▶ Exercise
The material below holds a span beginning at the line with "# Two plane-wave programs on Sb" and ending at the line with "VASP's potentials were". Quote that span exactly, both ends included, and only that span.

▶ Supplied material
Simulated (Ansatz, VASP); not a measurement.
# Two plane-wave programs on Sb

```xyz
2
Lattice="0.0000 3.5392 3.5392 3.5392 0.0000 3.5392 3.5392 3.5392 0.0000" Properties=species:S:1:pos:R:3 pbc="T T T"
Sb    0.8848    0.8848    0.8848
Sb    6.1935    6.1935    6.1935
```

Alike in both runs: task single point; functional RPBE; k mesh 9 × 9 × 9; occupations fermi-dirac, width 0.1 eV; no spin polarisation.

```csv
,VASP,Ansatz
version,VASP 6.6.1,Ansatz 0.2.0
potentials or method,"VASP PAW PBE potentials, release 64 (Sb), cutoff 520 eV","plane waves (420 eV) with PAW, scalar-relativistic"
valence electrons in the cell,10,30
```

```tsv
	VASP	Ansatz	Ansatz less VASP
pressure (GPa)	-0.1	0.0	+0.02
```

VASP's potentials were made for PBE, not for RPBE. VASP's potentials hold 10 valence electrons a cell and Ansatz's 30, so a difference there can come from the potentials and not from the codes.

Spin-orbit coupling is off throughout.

▶ Response area
# Two plane-wave programs on Sb

```xyz
2
Lattice="0.0000 3.5392 3.5392 3.5392 0.0000 3.5392 3.5392 3.5392 0.0000" Properties=species:S:1:pos:R:3 pbc="T T T"
Sb    0.8848    0.8848    0.8848
Sb    6.1935    6.1935    6.1935
```

Alike in both runs: task single point; functional RPBE; k mesh 9 × 9 × 9; occupations fermi-dirac, width 0.1 eV; no spin polarisation.

```csv
,VASP,Ansatz
version,VASP 6.6.1,Ansatz 0.2.0
potentials or method,"VASP PAW PBE potentials, release 64 (Sb), cutoff 520 eV","plane waves (420 eV) with PAW, scalar-relativistic"
valence electrons in the cell,10,30
```

```tsv
	VASP	Ansatz	Ansatz less VASP
pressure (GPa)	-0.1	0.0	+0.02
```

VASP's potentials were made for PBE, not for RPBE. VASP's potentials hold 10 valence electrons a cell and Ansatz's 30, so a difference there can come from the potentials and not from the codes.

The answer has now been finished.